===== RECORD EXCERPTS

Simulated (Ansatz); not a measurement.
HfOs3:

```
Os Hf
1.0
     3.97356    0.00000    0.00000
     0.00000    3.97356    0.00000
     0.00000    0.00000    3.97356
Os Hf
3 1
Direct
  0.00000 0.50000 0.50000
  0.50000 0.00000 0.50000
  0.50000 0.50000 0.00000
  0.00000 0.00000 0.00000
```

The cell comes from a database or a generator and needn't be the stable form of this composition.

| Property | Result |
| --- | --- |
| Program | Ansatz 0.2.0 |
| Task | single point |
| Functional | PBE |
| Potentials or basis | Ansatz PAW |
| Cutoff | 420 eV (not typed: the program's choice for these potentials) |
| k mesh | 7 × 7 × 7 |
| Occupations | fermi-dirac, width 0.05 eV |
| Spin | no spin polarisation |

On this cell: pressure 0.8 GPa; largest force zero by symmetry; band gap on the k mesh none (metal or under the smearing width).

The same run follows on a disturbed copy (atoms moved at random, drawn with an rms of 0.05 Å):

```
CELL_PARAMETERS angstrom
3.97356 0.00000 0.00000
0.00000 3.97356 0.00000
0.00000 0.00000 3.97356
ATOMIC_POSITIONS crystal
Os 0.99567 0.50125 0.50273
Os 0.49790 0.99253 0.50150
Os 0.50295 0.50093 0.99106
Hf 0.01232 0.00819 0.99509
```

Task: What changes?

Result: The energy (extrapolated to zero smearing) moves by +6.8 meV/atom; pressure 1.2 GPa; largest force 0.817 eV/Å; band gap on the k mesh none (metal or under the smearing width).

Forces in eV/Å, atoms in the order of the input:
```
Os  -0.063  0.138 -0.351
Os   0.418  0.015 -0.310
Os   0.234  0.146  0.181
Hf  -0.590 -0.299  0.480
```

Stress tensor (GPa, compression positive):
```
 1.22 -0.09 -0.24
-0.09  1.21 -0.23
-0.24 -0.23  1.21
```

==========

● **WORK INSTRUCTION**: Beginning with the very first line of the material above, give each line again exactly, ending with the line that contains "Task: What changes?".

● **WRITTEN RESPONSE**:
Simulated (Ansatz); not a measurement.
HfOs3:

```
Os Hf
1.0
     3.97356    0.00000    0.00000
     0.00000    3.97356    0.00000
     0.00000    0.00000    3.97356
Os Hf
3 1
Direct
  0.00000 0.50000 0.50000
  0.50000 0.00000 0.50000
  0.50000 0.50000 0.00000
  0.00000 0.00000 0.00000
```

The cell comes from a database or a generator and needn't be the stable form of this composition.

| Property | Result |
| --- | --- |
| Program | Ansatz 0.2.0 |
| Task | single point |
| Functional | PBE |
| Potentials or basis | Ansatz PAW |
| Cutoff | 420 eV (not typed: the program's choice for these potentials) |
| k mesh | 7 × 7 × 7 |
| Occupations | fermi-dirac, width 0.05 eV |
| Spin | no spin polarisation |

On this cell: pressure 0.8 GPa; largest force zero by symmetry; band gap on the k mesh none (metal or under the smearing width).

The same run follows on a disturbed copy (atoms moved at random, drawn with an rms of 0.05 Å):

```
CELL_PARAMETERS angstrom
3.97356 0.00000 0.00000
0.00000 3.97356 0.00000
0.00000 0.00000 3.97356
ATOMIC_POSITIONS crystal
Os 0.99567 0.50125 0.50273
Os 0.49790 0.99253 0.50150
Os 0.50295 0.50093 0.99106
Hf 0.01232 0.00819 0.99509
```

Task: What changes?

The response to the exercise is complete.